**Work request:**
Write out the following records exactly, each one in full.

*** Block opens ***

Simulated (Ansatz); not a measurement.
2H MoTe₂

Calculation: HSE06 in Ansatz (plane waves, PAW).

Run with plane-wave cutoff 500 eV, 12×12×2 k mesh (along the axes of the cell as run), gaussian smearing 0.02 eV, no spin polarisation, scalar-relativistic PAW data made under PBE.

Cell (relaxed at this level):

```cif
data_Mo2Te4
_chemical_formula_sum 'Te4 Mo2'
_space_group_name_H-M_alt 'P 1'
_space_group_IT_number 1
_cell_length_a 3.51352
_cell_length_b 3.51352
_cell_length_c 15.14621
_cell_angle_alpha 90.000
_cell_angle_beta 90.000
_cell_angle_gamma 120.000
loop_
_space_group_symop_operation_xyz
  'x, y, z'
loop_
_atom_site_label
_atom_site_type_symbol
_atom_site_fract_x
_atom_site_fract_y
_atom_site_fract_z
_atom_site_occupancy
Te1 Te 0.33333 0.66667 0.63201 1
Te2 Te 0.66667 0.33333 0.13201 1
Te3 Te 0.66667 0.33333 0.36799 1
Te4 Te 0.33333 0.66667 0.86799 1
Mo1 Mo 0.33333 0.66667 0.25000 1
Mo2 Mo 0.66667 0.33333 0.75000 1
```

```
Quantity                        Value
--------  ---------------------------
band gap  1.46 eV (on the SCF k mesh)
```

*** Block closes ***

**Your response:**
Simulated (Ansatz); not a measurement.
2H MoTe₂

Calculation: HSE06 in Ansatz (plane waves, PAW).

Run with plane-wave cutoff 500 eV, 12×12×2 k mesh (along the axes of the cell as run), gaussian smearing 0.02 eV, no spin polarisation, scalar-relativistic PAW data made under PBE.

Cell (relaxed at this level):

```cif
data_Mo2Te4
_chemical_formula_sum 'Te4 Mo2'
_space_group_name_H-M_alt 'P 1'
_space_group_IT_number 1
_cell_length_a 3.51352
_cell_length_b 3.51352
_cell_length_c 15.14621
_cell_angle_alpha 90.000
_cell_angle_beta 90.000
_cell_angle_gamma 120.000
loop_
_space_group_symop_operation_xyz
  'x, y, z'
loop_
_atom_site_label
_atom_site_type_symbol
_atom_site_fract_x
_atom_site_fract_y
_atom_site_fract_z
_atom_site_occupancy
Te1 Te 0.33333 0.66667 0.63201 1
Te2 Te 0.66667 0.33333 0.13201 1
Te3 Te 0.66667 0.33333 0.36799 1
Te4 Te 0.33333 0.66667 0.86799 1
Mo1 Mo 0.33333 0.66667 0.25000 1
Mo2 Mo 0.66667 0.33333 0.75000 1
```

```
Quantity                        Value
--------  ---------------------------
band gap  1.46 eV (on the SCF k mesh)
```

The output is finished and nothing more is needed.